====== DATA SECTION

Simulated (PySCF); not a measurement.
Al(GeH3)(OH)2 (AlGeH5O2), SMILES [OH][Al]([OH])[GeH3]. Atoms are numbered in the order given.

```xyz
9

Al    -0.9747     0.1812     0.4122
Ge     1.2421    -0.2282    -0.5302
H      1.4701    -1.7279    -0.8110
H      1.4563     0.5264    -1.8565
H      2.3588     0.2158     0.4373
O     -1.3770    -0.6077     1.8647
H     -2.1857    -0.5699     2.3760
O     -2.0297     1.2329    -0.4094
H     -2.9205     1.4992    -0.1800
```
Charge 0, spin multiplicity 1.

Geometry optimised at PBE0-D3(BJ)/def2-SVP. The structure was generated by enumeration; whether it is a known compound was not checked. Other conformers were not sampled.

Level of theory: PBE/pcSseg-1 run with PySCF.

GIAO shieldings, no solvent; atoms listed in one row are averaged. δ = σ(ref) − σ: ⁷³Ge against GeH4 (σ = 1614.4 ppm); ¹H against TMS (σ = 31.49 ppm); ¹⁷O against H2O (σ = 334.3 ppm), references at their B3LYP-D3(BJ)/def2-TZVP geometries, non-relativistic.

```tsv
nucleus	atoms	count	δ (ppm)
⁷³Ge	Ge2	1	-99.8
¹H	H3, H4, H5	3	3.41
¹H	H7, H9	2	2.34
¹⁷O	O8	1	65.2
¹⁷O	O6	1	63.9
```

============

ASSIGNMENT - Please reproduce, exactly as they appear above, the lines from the line containing "Geometry optimised at" up to and including the line containing "Level of theory: PBE/pcSseg-1 run with PySCF.".

EXERCISE OUTPUT -
Geometry optimised at PBE0-D3(BJ)/def2-SVP. The structure was generated by enumeration; whether it is a known compound was not checked. Other conformers were not sampled.

Level of theory: PBE/pcSseg-1 run with PySCF.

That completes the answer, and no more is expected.